_ACTION ITEM_.
Write the records out once more, exactly as they appear below.

********

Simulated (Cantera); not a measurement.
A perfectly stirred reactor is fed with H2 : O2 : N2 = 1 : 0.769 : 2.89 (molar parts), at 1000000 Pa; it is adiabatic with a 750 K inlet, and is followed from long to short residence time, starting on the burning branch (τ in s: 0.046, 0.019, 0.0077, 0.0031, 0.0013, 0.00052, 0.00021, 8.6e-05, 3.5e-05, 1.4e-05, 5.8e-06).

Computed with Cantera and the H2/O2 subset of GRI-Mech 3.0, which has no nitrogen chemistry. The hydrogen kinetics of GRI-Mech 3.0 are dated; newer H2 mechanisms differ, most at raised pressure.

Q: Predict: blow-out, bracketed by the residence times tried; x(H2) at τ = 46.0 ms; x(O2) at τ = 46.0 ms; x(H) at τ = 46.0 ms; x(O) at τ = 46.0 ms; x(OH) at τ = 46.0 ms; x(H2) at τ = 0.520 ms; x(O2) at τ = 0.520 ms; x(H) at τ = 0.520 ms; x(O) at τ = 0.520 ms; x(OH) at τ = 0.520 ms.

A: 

********

_ANSWER AREA_.
Simulated (Cantera); not a measurement.
A perfectly stirred reactor is fed with H2 : O2 : N2 = 1 : 0.769 : 2.89 (molar parts), at 1000000 Pa; it is adiabatic with a 750 K inlet, and is followed from long to short residence time, starting on the burning branch (τ in s: 0.046, 0.019, 0.0077, 0.0031, 0.0013, 0.00052, 0.00021, 8.6e-05, 3.5e-05, 1.4e-05, 5.8e-06).

Computed with Cantera and the H2/O2 subset of GRI-Mech 3.0, which has no nitrogen chemistry. The hydrogen kinetics of GRI-Mech 3.0 are dated; newer H2 mechanisms differ, most at raised pressure.

Q: Predict: blow-out, bracketed by the residence times tried; x(H2) at τ = 46.0 ms; x(O2) at τ = 46.0 ms; x(H) at τ = 46.0 ms; x(O) at τ = 46.0 ms; x(OH) at τ = 46.0 ms; x(H2) at τ = 0.520 ms; x(O2) at τ = 0.520 ms; x(H) at τ = 0.520 ms; x(O) at τ = 0.520 ms; x(OH) at τ = 0.520 ms.

A: 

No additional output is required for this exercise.